━━━━━━━━━━━━━━━━━━━━
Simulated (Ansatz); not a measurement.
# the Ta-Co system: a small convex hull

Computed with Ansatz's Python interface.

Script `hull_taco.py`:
━━━━━━━━━━━━━━━━━━━━

● Work task
From the entries above, print the lines beginning at the one with "# the Ta-Co system: a small convex hull" and stopping after the one with "Computed with Ansatz's Python interface.", exactly as written and with nothing else.

● Problem solution
# the Ta-Co system: a small convex hull

Computed with Ansatz's Python interface.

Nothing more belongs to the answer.